> [Action item]:
Read the listing below. Then repeat it exactly.

(Beginning of Entries shown)

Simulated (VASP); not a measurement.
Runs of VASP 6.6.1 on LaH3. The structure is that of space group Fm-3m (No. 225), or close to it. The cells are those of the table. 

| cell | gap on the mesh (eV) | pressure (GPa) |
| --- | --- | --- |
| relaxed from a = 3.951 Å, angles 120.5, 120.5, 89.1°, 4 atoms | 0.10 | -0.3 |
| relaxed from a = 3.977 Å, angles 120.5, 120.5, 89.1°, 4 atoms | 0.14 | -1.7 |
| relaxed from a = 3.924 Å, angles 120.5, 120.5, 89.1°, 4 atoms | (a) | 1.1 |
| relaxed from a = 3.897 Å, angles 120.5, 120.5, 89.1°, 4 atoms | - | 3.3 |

(End of Entries shown)

> [Written answer]:
Simulated (VASP); not a measurement.
Runs of VASP 6.6.1 on LaH3. The structure is that of space group Fm-3m (No. 225), or close to it. The cells are those of the table. 

| cell | gap on the mesh (eV) | pressure (GPa) |
| --- | --- | --- |
| relaxed from a = 3.951 Å, angles 120.5, 120.5, 89.1°, 4 atoms | 0.10 | -0.3 |
| relaxed from a = 3.977 Å, angles 120.5, 120.5, 89.1°, 4 atoms | 0.14 | -1.7 |
| relaxed from a = 3.924 Å, angles 120.5, 120.5, 89.1°, 4 atoms | (a) | 1.1 |
| relaxed from a = 3.897 Å, angles 120.5, 120.5, 89.1°, 4 atoms | - | 3.3 |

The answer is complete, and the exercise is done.